*Extracted material*.
──────────────────────────────

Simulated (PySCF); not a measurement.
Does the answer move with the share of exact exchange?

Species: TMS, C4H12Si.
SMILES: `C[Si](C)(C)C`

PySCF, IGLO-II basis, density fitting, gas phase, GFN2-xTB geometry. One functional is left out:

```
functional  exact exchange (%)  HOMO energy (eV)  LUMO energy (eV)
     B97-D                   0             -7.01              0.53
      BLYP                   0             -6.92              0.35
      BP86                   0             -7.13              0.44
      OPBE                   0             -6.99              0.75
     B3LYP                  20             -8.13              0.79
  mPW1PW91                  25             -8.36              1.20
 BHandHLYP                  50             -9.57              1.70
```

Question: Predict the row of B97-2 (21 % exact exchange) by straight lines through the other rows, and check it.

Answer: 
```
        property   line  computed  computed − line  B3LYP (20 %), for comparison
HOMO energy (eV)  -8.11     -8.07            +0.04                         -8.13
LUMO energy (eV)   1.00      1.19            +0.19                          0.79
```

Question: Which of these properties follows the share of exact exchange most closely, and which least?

──────────────────────────────

*Assigned task*. The answer should be all the entries, restated with no word changed.

*Exercise response*.
Simulated (PySCF); not a measurement.
Does the answer move with the share of exact exchange?

Species: TMS, C4H12Si.
SMILES: `C[Si](C)(C)C`

PySCF, IGLO-II basis, density fitting, gas phase, GFN2-xTB geometry. One functional is left out:

```
functional  exact exchange (%)  HOMO energy (eV)  LUMO energy (eV)
     B97-D                   0             -7.01              0.53
      BLYP                   0             -6.92              0.35
      BP86                   0             -7.13              0.44
      OPBE                   0             -6.99              0.75
     B3LYP                  20             -8.13              0.79
  mPW1PW91                  25             -8.36              1.20
 BHandHLYP                  50             -9.57              1.70
```

Question: Predict the row of B97-2 (21 % exact exchange) by straight lines through the other rows, and check it.

Answer: 
```
        property   line  computed  computed − line  B3LYP (20 %), for comparison
HOMO energy (eV)  -8.11     -8.07            +0.04                         -8.13
LUMO energy (eV)   1.00      1.19            +0.19                          0.79
```

Question: Which of these properties follows the share of exact exchange most closely, and which least?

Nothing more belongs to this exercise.